## WORK INSTRUCTION
Look for the line that has "The run is started by" in the material below; please repeat it and every line after it, exactly, up to and including the line that has "(2) none (metal or under the smearing width).", and nothing else.

____ STORED DATA

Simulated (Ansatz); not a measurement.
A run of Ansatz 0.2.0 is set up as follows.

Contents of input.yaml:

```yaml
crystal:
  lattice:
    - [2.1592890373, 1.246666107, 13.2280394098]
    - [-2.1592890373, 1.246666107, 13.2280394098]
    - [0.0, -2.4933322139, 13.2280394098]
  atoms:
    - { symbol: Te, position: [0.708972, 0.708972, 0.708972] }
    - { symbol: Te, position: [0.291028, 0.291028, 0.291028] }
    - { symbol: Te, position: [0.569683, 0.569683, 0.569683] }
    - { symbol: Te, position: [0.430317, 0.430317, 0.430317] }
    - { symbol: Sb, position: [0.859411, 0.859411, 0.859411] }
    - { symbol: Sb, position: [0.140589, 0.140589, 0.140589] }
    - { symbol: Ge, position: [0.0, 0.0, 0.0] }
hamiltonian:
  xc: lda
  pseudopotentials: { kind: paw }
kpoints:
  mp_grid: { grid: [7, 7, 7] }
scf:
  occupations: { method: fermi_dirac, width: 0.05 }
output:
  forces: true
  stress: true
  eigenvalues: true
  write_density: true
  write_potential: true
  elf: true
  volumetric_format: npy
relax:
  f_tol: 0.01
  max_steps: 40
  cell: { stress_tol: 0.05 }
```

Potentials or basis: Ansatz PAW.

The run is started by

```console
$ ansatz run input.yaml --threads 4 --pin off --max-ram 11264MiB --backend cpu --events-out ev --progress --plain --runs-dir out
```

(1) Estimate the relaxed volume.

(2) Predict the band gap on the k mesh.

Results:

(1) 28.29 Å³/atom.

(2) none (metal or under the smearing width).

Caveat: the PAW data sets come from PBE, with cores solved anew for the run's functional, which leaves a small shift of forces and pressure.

________

## EXERCISE RESPONSE
The run is started by

```console
$ ansatz run input.yaml --threads 4 --pin off --max-ram 11264MiB --backend cpu --events-out ev --progress --plain --runs-dir out
```

(1) Estimate the relaxed volume.

(2) Predict the band gap on the k mesh.

Results:

(1) 28.29 Å³/atom.

(2) none (metal or under the smearing width).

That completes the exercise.